• EXERCISE: Quote verbatim the span of lines that begins the listing below and closes with the line containing "Barrier NH2 (SMILES".

• STORED DATA:
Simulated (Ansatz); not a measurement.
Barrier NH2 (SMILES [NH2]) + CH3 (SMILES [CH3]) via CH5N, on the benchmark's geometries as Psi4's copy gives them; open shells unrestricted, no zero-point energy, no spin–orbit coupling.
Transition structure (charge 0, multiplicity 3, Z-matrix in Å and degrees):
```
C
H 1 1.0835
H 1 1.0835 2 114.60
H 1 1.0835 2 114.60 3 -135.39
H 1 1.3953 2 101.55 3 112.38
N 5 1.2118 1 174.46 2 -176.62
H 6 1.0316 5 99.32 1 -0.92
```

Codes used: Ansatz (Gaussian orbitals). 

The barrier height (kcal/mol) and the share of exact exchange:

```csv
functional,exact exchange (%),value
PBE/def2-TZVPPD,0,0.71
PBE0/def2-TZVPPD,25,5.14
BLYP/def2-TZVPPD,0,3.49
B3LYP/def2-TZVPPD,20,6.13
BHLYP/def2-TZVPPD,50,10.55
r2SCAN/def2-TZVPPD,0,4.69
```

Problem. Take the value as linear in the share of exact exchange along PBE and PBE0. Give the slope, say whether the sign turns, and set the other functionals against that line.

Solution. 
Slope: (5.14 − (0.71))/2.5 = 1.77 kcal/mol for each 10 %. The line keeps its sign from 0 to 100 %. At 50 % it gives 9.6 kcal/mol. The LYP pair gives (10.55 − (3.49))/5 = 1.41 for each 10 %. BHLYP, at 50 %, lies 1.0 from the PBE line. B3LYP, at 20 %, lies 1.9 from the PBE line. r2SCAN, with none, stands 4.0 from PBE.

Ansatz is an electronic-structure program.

• ANSWER SECTION:
Simulated (Ansatz); not a measurement.
Barrier NH2 (SMILES [NH2]) + CH3 (SMILES [CH3]) via CH5N, on the benchmark's geometries as Psi4's copy gives them; open shells unrestricted, no zero-point energy, no spin–orbit coupling.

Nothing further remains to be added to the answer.